[Available data — start]

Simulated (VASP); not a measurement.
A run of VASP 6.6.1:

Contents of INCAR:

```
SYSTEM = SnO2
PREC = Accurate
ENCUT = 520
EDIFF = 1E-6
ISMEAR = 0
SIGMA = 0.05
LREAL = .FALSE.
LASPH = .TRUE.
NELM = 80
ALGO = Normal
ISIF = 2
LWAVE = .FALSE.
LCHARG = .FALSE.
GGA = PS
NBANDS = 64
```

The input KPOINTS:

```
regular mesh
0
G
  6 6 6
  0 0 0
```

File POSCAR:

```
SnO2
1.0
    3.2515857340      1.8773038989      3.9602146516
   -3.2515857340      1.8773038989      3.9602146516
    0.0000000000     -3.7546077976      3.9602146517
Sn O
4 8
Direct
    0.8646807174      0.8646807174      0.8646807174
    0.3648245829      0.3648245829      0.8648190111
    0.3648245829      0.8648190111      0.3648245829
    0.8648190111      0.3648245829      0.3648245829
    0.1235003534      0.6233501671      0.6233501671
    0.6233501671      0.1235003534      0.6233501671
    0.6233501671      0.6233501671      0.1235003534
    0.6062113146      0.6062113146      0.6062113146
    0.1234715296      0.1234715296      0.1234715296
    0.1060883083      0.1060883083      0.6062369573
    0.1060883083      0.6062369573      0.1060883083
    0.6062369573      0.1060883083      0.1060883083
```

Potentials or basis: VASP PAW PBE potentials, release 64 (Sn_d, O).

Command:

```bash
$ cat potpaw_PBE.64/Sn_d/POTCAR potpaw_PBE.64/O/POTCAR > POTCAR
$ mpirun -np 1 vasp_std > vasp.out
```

[Available data — finish]

Work instruction: All the records, from start to finish, are to be repeated exactly.

Your response:
Simulated (VASP); not a measurement.
A run of VASP 6.6.1:

Contents of INCAR:

```
SYSTEM = SnO2
PREC = Accurate
ENCUT = 520
EDIFF = 1E-6
ISMEAR = 0
SIGMA = 0.05
LREAL = .FALSE.
LASPH = .TRUE.
NELM = 80
ALGO = Normal
ISIF = 2
LWAVE = .FALSE.
LCHARG = .FALSE.
GGA = PS
NBANDS = 64
```

The input KPOINTS:

```
regular mesh
0
G
  6 6 6
  0 0 0
```

File POSCAR:

```
SnO2
1.0
    3.2515857340      1.8773038989      3.9602146516
   -3.2515857340      1.8773038989      3.9602146516
    0.0000000000     -3.7546077976      3.9602146517
Sn O
4 8
Direct
    0.8646807174      0.8646807174      0.8646807174
    0.3648245829      0.3648245829      0.8648190111
    0.3648245829      0.8648190111      0.3648245829
    0.8648190111      0.3648245829      0.3648245829
    0.1235003534      0.6233501671      0.6233501671
    0.6233501671      0.1235003534      0.6233501671
    0.6233501671      0.6233501671      0.1235003534
    0.6062113146      0.6062113146      0.6062113146
    0.1234715296      0.1234715296      0.1234715296
    0.1060883083      0.1060883083      0.6062369573
    0.1060883083      0.6062369573      0.1060883083
    0.6062369573      0.1060883083      0.1060883083
```

Potentials or basis: VASP PAW PBE potentials, release 64 (Sn_d, O).

Command:

```bash
$ cat potpaw_PBE.64/Sn_d/POTCAR potpaw_PBE.64/O/POTCAR > POTCAR
$ mpirun -np 1 vasp_std > vasp.out
```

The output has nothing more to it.